Activity ::
Please retype the listing below exactly, from its opening line through the line where "- 3.508, T1 of restricted CCSD: 0.079" appears.

Data extracts ::
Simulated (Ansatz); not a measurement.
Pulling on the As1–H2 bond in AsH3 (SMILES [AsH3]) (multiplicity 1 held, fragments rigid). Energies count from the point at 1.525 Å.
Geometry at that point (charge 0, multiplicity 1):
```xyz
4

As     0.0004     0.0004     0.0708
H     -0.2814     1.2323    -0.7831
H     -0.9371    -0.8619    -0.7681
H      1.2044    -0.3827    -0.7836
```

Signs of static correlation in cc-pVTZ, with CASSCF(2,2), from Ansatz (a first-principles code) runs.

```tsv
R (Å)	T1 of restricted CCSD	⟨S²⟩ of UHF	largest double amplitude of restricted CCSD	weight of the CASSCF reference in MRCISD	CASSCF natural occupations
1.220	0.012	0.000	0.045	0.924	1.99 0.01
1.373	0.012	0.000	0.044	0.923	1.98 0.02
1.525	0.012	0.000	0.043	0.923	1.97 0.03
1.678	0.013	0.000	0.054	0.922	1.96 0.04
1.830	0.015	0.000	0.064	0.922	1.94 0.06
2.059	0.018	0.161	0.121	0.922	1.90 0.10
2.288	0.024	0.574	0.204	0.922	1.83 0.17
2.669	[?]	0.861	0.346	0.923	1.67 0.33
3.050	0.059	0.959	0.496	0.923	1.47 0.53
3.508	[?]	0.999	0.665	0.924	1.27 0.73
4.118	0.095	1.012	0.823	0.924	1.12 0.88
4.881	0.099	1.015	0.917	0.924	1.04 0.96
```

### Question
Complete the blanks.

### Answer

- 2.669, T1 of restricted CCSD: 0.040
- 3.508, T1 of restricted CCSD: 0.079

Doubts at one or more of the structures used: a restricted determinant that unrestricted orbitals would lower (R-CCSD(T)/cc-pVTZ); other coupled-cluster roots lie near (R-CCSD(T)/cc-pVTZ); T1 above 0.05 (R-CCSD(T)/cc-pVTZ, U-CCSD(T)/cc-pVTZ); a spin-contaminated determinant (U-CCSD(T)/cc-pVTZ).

Response box ::
Simulated (Ansatz); not a measurement.
Pulling on the As1–H2 bond in AsH3 (SMILES [AsH3]) (multiplicity 1 held, fragments rigid). Energies count from the point at 1.525 Å.
Geometry at that point (charge 0, multiplicity 1):
```xyz
4

As     0.0004     0.0004     0.0708
H     -0.2814     1.2323    -0.7831
H     -0.9371    -0.8619    -0.7681
H      1.2044    -0.3827    -0.7836
```

Signs of static correlation in cc-pVTZ, with CASSCF(2,2), from Ansatz (a first-principles code) runs.

```tsv
R (Å)	T1 of restricted CCSD	⟨S²⟩ of UHF	largest double amplitude of restricted CCSD	weight of the CASSCF reference in MRCISD	CASSCF natural occupations
1.220	0.012	0.000	0.045	0.924	1.99 0.01
1.373	0.012	0.000	0.044	0.923	1.98 0.02
1.525	0.012	0.000	0.043	0.923	1.97 0.03
1.678	0.013	0.000	0.054	0.922	1.96 0.04
1.830	0.015	0.000	0.064	0.922	1.94 0.06
2.059	0.018	0.161	0.121	0.922	1.90 0.10
2.288	0.024	0.574	0.204	0.922	1.83 0.17
2.669	[?]	0.861	0.346	0.923	1.67 0.33
3.050	0.059	0.959	0.496	0.923	1.47 0.53
3.508	[?]	0.999	0.665	0.924	1.27 0.73
4.118	0.095	1.012	0.823	0.924	1.12 0.88
4.881	0.099	1.015	0.917	0.924	1.04 0.96
```

### Question
Complete the blanks.

### Answer

- 2.669, T1 of restricted CCSD: 0.040
- 3.508, T1 of restricted CCSD: 0.079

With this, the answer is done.